★ ★ ★
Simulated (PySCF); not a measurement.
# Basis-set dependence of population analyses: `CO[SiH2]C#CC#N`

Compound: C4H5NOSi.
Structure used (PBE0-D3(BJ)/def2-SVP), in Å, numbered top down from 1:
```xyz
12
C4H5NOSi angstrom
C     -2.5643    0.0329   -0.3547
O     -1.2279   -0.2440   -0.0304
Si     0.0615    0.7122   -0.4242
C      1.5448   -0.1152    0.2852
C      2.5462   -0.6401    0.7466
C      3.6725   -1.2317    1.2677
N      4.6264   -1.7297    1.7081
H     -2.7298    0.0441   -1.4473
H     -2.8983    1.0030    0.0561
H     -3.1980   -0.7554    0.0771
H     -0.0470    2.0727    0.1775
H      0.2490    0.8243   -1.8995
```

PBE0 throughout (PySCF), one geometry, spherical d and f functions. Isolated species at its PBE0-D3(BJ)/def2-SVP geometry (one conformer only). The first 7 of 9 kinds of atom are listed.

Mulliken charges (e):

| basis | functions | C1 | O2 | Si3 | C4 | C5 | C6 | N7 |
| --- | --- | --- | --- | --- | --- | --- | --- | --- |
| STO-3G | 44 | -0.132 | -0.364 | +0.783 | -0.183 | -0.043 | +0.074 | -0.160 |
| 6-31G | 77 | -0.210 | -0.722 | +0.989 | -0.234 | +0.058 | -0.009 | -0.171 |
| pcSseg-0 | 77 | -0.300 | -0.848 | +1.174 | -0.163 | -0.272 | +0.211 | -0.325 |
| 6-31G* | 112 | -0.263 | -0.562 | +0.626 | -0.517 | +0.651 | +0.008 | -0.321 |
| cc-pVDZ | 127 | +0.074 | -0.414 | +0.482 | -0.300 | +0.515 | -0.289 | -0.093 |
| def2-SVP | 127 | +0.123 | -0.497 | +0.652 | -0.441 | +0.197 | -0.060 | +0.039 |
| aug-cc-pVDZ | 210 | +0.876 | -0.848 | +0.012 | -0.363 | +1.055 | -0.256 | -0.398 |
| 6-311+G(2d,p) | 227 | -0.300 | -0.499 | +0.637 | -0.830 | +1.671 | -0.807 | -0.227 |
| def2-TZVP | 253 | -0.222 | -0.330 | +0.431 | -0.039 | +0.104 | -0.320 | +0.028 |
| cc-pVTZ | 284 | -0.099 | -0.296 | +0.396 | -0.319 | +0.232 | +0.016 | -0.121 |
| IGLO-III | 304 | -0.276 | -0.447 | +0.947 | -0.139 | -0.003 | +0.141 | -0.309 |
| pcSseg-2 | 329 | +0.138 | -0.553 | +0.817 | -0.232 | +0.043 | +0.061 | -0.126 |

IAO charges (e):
★ ★ ★

■ **REQUIRED ACTION**
The response should be the listing above, limited to the lines between the one holding "Compound: C4H5NOSi." and the one holding "-0.232 | +0.043 | +0.061 | -0.126 |", inclusive, reproduced exactly.

■ **RESPONSE AREA**
Compound: C4H5NOSi.
Structure used (PBE0-D3(BJ)/def2-SVP), in Å, numbered top down from 1:
```xyz
12
C4H5NOSi angstrom
C     -2.5643    0.0329   -0.3547
O     -1.2279   -0.2440   -0.0304
Si     0.0615    0.7122   -0.4242
C      1.5448   -0.1152    0.2852
C      2.5462   -0.6401    0.7466
C      3.6725   -1.2317    1.2677
N      4.6264   -1.7297    1.7081
H     -2.7298    0.0441   -1.4473
H     -2.8983    1.0030    0.0561
H     -3.1980   -0.7554    0.0771
H     -0.0470    2.0727    0.1775
H      0.2490    0.8243   -1.8995
```

PBE0 throughout (PySCF), one geometry, spherical d and f functions. Isolated species at its PBE0-D3(BJ)/def2-SVP geometry (one conformer only). The first 7 of 9 kinds of atom are listed.

Mulliken charges (e):

| basis | functions | C1 | O2 | Si3 | C4 | C5 | C6 | N7 |
| --- | --- | --- | --- | --- | --- | --- | --- | --- |
| STO-3G | 44 | -0.132 | -0.364 | +0.783 | -0.183 | -0.043 | +0.074 | -0.160 |
| 6-31G | 77 | -0.210 | -0.722 | +0.989 | -0.234 | +0.058 | -0.009 | -0.171 |
| pcSseg-0 | 77 | -0.300 | -0.848 | +1.174 | -0.163 | -0.272 | +0.211 | -0.325 |
| 6-31G* | 112 | -0.263 | -0.562 | +0.626 | -0.517 | +0.651 | +0.008 | -0.321 |
| cc-pVDZ | 127 | +0.074 | -0.414 | +0.482 | -0.300 | +0.515 | -0.289 | -0.093 |
| def2-SVP | 127 | +0.123 | -0.497 | +0.652 | -0.441 | +0.197 | -0.060 | +0.039 |
| aug-cc-pVDZ | 210 | +0.876 | -0.848 | +0.012 | -0.363 | +1.055 | -0.256 | -0.398 |
| 6-311+G(2d,p) | 227 | -0.300 | -0.499 | +0.637 | -0.830 | +1.671 | -0.807 | -0.227 |
| def2-TZVP | 253 | -0.222 | -0.330 | +0.431 | -0.039 | +0.104 | -0.320 | +0.028 |
| cc-pVTZ | 284 | -0.099 | -0.296 | +0.396 | -0.319 | +0.232 | +0.016 | -0.121 |
| IGLO-III | 304 | -0.276 | -0.447 | +0.947 | -0.139 | -0.003 | +0.141 | -0.309 |
| pcSseg-2 | 329 | +0.138 | -0.553 | +0.817 | -0.232 | +0.043 | +0.061 | -0.126 |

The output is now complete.